*Provided records*:
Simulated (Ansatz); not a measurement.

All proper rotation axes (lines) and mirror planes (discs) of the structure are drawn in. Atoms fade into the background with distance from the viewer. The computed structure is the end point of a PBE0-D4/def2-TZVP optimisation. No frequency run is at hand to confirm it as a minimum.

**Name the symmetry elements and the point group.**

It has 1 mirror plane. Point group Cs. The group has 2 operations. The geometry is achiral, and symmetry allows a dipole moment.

*Work task*:
Every line of the listing is to be returned exactly as given.

*Task result*:
Simulated (Ansatz); not a measurement.

All proper rotation axes (lines) and mirror planes (discs) of the structure are drawn in. Atoms fade into the background with distance from the viewer. The computed structure is the end point of a PBE0-D4/def2-TZVP optimisation. No frequency run is at hand to confirm it as a minimum.

**Name the symmetry elements and the point group.**

It has 1 mirror plane. Point group Cs. The group has 2 operations. The geometry is achiral, and symmetry allows a dipole moment.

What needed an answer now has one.